> _WORK TASK_
An exact copy of all the data below is required.

> _GIVEN DATA_
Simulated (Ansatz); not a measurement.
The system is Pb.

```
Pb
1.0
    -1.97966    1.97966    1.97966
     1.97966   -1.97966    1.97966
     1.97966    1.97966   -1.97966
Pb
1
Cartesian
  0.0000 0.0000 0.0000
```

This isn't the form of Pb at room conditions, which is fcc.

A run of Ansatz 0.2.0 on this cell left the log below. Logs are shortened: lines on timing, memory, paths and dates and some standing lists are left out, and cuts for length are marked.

> _PROBLEM SOLUTION_
Simulated (Ansatz); not a measurement.
The system is Pb.

```
Pb
1.0
    -1.97966    1.97966    1.97966
     1.97966   -1.97966    1.97966
     1.97966    1.97966   -1.97966
Pb
1
Cartesian
  0.0000 0.0000 0.0000
```

This isn't the form of Pb at room conditions, which is fcc.

A run of Ansatz 0.2.0 on this cell left the log below. Logs are shortened: lines on timing, memory, paths and dates and some standing lists are left out, and cuts for length are marked.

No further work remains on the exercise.